_Task item_. Stop after the line that contains "D. B3LYP/def2-SVPD"; until then, restate each line of the entries word for word from the very first.

_Supplied material_.
▼▼▼
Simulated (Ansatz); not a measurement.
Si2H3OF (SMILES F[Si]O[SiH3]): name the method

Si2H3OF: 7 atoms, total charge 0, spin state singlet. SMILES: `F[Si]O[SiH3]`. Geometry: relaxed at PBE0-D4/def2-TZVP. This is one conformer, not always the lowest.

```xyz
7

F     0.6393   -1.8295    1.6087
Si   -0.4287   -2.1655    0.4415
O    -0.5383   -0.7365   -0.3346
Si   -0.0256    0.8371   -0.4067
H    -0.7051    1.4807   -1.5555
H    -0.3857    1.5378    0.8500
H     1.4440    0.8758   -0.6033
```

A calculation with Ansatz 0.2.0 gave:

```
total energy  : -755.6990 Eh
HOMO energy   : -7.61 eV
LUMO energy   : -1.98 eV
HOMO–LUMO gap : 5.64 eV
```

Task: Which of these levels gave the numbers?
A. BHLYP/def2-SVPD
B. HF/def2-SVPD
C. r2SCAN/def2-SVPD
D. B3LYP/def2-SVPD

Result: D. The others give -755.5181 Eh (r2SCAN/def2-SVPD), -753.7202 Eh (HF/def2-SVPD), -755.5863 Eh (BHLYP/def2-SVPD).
▲▲▲

_Result_.
Simulated (Ansatz); not a measurement.
Si2H3OF (SMILES F[Si]O[SiH3]): name the method

Si2H3OF: 7 atoms, total charge 0, spin state singlet. SMILES: `F[Si]O[SiH3]`. Geometry: relaxed at PBE0-D4/def2-TZVP. This is one conformer, not always the lowest.

```xyz
7

F     0.6393   -1.8295    1.6087
Si   -0.4287   -2.1655    0.4415
O    -0.5383   -0.7365   -0.3346
Si   -0.0256    0.8371   -0.4067
H    -0.7051    1.4807   -1.5555
H    -0.3857    1.5378    0.8500
H     1.4440    0.8758   -0.6033
```

A calculation with Ansatz 0.2.0 gave:

```
total energy  : -755.6990 Eh
HOMO energy   : -7.61 eV
LUMO energy   : -1.98 eV
HOMO–LUMO gap : 5.64 eV
```

Task: Which of these levels gave the numbers?
A. BHLYP/def2-SVPD
B. HF/def2-SVPD
C. r2SCAN/def2-SVPD
D. B3LYP/def2-SVPD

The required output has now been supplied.